**EXERCISE**
Repeat each record below exactly as given.

**DATASET EXTRACT**
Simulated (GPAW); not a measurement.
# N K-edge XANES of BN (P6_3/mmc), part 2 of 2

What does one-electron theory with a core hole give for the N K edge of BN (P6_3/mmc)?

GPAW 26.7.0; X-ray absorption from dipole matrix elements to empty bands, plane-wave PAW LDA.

**RESPONSE BOX**
Simulated (GPAW); not a measurement.
# N K-edge XANES of BN (P6_3/mmc), part 2 of 2

What does one-electron theory with a core hole give for the N K edge of BN (P6_3/mmc)?

GPAW 26.7.0; X-ray absorption from dipole matrix elements to empty bands, plane-wave PAW LDA.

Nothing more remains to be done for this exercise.